Work instruction — Among the entries that follow, the required portion opens with the line containing "Rank the levels" and closes with the line containing "From smallest to". Give that portion again exactly, and nothing else.

Information shown —
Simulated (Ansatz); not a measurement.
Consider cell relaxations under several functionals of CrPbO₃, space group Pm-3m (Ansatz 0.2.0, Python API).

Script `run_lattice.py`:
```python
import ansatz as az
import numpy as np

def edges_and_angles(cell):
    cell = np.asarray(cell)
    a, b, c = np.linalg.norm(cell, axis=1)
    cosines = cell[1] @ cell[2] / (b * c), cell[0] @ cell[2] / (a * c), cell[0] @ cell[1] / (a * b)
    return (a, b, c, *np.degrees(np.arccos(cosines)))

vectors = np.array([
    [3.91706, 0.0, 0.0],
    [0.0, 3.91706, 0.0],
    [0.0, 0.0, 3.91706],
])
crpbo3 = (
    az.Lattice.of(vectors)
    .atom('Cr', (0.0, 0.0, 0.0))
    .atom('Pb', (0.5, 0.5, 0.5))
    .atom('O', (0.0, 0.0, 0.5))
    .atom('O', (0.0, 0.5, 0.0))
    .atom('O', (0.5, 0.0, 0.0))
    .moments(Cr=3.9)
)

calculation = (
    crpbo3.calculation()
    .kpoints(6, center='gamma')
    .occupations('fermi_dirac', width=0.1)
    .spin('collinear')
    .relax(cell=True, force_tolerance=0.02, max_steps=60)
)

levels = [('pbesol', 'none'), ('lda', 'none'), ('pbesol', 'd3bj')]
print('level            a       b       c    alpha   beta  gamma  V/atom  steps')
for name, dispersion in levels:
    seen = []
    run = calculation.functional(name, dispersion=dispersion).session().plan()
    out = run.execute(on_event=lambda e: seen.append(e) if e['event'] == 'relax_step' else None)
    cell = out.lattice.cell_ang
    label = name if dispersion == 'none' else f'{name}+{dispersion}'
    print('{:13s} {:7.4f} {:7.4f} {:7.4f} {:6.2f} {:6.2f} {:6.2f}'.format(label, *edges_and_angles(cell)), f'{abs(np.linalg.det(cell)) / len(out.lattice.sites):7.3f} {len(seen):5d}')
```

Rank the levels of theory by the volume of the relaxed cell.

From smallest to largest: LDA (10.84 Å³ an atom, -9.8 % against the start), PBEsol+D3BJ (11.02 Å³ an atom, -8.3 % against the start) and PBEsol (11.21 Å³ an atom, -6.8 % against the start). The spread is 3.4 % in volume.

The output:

Reply —
Rank the levels of theory by the volume of the relaxed cell.

From smallest to largest: LDA (10.84 Å³ an atom, -9.8 % against the start), PBEsol+D3BJ (11.02 Å³ an atom, -8.3 % against the start) and PBEsol (11.21 Å³ an atom, -6.8 % against the start). The spread is 3.4 % in volume.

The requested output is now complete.